(Provided material):
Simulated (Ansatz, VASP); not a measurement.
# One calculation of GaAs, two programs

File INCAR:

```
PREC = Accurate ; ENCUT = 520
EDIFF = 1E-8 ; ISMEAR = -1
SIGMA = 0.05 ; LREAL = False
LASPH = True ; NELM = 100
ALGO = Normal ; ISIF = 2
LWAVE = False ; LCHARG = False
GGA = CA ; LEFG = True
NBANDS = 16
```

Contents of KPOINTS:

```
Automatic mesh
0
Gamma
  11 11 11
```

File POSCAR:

(Work item): Each entry above must be printed exactly as written.

(Response):
Simulated (Ansatz, VASP); not a measurement.
# One calculation of GaAs, two programs

File INCAR:

```
PREC = Accurate ; ENCUT = 520
EDIFF = 1E-8 ; ISMEAR = -1
SIGMA = 0.05 ; LREAL = False
LASPH = True ; NELM = 100
ALGO = Normal ; ISIF = 2
LWAVE = False ; LCHARG = False
GGA = CA ; LEFG = True
NBANDS = 16
```

Contents of KPOINTS:

```
Automatic mesh
0
Gamma
  11 11 11
```

File POSCAR:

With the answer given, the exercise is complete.